Assignment: From the opening line of the records through the line bearing "# Computed records: GaP", set down every line exactly.

*** Information given ***

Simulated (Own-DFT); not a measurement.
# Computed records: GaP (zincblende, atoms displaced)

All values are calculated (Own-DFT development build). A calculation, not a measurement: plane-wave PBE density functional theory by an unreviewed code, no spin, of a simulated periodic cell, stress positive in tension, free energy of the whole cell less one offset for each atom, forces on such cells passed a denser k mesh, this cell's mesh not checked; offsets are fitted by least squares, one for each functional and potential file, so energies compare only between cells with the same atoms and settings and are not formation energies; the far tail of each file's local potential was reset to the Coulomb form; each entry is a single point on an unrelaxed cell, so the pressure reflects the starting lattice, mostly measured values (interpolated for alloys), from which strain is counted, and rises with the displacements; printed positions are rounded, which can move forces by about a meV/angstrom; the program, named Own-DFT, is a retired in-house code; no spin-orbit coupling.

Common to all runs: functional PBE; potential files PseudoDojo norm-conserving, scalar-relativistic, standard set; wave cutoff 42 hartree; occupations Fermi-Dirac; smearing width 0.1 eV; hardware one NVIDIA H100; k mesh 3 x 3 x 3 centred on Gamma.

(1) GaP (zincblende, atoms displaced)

***

Task answer:
Simulated (Own-DFT); not a measurement.
# Computed records: GaP (zincblende, atoms displaced)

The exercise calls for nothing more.